-*-

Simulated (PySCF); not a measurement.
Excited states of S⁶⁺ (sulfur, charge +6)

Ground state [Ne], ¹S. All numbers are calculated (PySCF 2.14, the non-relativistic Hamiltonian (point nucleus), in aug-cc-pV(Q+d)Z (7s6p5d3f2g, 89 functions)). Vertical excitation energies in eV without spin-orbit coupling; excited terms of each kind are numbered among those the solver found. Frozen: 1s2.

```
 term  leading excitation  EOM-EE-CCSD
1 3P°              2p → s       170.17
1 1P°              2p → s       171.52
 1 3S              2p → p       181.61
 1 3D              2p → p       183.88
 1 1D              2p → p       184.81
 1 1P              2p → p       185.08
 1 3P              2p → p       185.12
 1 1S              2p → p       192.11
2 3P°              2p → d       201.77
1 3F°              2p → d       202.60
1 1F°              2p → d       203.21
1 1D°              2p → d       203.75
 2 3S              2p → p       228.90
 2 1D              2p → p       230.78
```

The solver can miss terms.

-*-

**TASK ITEM:**
Extract exactly the leading lines of the data, stopping at and including the line with "Excited states of S⁶⁺ (sulfur, charge +6)".

**RESPONSE BOX:**
Simulated (PySCF); not a measurement.
Excited states of S⁶⁺ (sulfur, charge +6)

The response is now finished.